=== ASSIGNED TASK ===
Each line from the opening of the records that follow to the line with "### Describe the bonding that the map shows." needs to be written out exactly. Add nothing.

- Opening Delimiter -

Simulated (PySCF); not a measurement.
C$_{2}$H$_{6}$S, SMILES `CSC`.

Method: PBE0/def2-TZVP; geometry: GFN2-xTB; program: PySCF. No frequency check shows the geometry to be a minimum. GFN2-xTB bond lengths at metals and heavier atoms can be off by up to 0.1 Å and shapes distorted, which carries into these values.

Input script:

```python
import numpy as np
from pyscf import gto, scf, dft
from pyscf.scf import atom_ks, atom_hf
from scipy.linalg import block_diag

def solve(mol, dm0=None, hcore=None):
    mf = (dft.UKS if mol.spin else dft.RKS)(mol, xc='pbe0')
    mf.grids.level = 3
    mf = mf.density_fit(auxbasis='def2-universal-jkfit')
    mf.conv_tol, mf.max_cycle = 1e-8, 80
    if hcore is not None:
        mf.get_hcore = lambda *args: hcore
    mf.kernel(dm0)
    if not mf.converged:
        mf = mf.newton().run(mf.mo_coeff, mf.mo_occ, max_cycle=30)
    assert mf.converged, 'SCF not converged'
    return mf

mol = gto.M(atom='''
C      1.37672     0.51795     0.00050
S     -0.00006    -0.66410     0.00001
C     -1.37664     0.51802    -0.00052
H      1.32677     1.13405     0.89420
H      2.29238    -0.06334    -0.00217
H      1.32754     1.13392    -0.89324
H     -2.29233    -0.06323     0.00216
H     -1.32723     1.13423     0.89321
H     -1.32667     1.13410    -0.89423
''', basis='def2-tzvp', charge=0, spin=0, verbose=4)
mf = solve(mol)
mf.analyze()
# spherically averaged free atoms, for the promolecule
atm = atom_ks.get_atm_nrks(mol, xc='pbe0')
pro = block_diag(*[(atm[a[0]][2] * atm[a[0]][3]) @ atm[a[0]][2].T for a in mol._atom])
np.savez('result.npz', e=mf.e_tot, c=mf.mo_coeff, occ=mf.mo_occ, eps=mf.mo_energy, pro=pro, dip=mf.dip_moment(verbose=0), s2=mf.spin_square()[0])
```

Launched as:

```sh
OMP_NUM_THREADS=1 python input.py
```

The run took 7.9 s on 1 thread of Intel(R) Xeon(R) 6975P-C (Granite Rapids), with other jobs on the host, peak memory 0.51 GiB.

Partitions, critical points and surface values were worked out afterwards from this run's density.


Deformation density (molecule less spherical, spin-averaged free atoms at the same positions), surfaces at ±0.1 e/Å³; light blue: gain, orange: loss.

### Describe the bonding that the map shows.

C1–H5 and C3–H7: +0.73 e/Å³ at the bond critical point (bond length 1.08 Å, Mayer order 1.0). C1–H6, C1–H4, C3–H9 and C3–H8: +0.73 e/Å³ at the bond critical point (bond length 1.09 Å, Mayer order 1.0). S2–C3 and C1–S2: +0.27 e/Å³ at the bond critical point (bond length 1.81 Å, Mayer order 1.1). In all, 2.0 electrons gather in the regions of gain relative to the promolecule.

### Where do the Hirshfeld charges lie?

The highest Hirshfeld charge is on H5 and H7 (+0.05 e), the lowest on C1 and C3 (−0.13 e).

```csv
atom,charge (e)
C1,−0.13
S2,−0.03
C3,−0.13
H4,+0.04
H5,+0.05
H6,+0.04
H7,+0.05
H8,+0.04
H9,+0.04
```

- Closing Delimiter -

=== TASK ANSWER ===
Simulated (PySCF); not a measurement.
C$_{2}$H$_{6}$S, SMILES `CSC`.

Method: PBE0/def2-TZVP; geometry: GFN2-xTB; program: PySCF. No frequency check shows the geometry to be a minimum. GFN2-xTB bond lengths at metals and heavier atoms can be off by up to 0.1 Å and shapes distorted, which carries into these values.

Input script:

```python
import numpy as np
from pyscf import gto, scf, dft
from pyscf.scf import atom_ks, atom_hf
from scipy.linalg import block_diag

def solve(mol, dm0=None, hcore=None):
    mf = (dft.UKS if mol.spin else dft.RKS)(mol, xc='pbe0')
    mf.grids.level = 3
    mf = mf.density_fit(auxbasis='def2-universal-jkfit')
    mf.conv_tol, mf.max_cycle = 1e-8, 80
    if hcore is not None:
        mf.get_hcore = lambda *args: hcore
    mf.kernel(dm0)
    if not mf.converged:
        mf = mf.newton().run(mf.mo_coeff, mf.mo_occ, max_cycle=30)
    assert mf.converged, 'SCF not converged'
    return mf

mol = gto.M(atom='''
C      1.37672     0.51795     0.00050
S     -0.00006    -0.66410     0.00001
C     -1.37664     0.51802    -0.00052
H      1.32677     1.13405     0.89420
H      2.29238    -0.06334    -0.00217
H      1.32754     1.13392    -0.89324
H     -2.29233    -0.06323     0.00216
H     -1.32723     1.13423     0.89321
H     -1.32667     1.13410    -0.89423
''', basis='def2-tzvp', charge=0, spin=0, verbose=4)
mf = solve(mol)
mf.analyze()
# spherically averaged free atoms, for the promolecule
atm = atom_ks.get_atm_nrks(mol, xc='pbe0')
pro = block_diag(*[(atm[a[0]][2] * atm[a[0]][3]) @ atm[a[0]][2].T for a in mol._atom])
np.savez('result.npz', e=mf.e_tot, c=mf.mo_coeff, occ=mf.mo_occ, eps=mf.mo_energy, pro=pro, dip=mf.dip_moment(verbose=0), s2=mf.spin_square()[0])
```

Launched as:

```sh
OMP_NUM_THREADS=1 python input.py
```

The run took 7.9 s on 1 thread of Intel(R) Xeon(R) 6975P-C (Granite Rapids), with other jobs on the host, peak memory 0.51 GiB.

Partitions, critical points and surface values were worked out afterwards from this run's density.


Deformation density (molecule less spherical, spin-averaged free atoms at the same positions), surfaces at ±0.1 e/Å³; light blue: gain, orange: loss.

### Describe the bonding that the map shows.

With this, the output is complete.